◆ ◆ ◆

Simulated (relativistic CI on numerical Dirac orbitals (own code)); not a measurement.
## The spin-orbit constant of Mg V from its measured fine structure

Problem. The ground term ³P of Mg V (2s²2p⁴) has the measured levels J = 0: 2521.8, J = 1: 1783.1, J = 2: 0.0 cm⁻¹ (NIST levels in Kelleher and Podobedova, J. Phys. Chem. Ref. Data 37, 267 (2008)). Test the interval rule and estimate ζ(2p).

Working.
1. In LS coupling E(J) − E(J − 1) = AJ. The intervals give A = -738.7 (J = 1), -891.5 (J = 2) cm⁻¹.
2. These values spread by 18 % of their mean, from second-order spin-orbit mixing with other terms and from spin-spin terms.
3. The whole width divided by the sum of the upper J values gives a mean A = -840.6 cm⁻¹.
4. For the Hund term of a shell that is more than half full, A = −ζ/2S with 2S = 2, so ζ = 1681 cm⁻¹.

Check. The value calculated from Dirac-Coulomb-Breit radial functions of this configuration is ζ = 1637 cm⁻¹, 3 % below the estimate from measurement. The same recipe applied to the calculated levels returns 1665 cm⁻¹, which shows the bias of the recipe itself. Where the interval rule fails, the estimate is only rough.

◆ ◆ ◆

#### Exercise
Start at the first line of the data above. Stop after the line containing "4. For the Hund", reproducing each line exactly and adding nothing.

#### Reply
Simulated (relativistic CI on numerical Dirac orbitals (own code)); not a measurement.
## The spin-orbit constant of Mg V from its measured fine structure

Problem. The ground term ³P of Mg V (2s²2p⁴) has the measured levels J = 0: 2521.8, J = 1: 1783.1, J = 2: 0.0 cm⁻¹ (NIST levels in Kelleher and Podobedova, J. Phys. Chem. Ref. Data 37, 267 (2008)). Test the interval rule and estimate ζ(2p).

Working.
1. In LS coupling E(J) − E(J − 1) = AJ. The intervals give A = -738.7 (J = 1), -891.5 (J = 2) cm⁻¹.
2. These values spread by 18 % of their mean, from second-order spin-orbit mixing with other terms and from spin-spin terms.
3. The whole width divided by the sum of the upper J values gives a mean A = -840.6 cm⁻¹.
4. For the Hund term of a shell that is more than half full, A = −ζ/2S with 2S = 2, so ζ = 1681 cm⁻¹.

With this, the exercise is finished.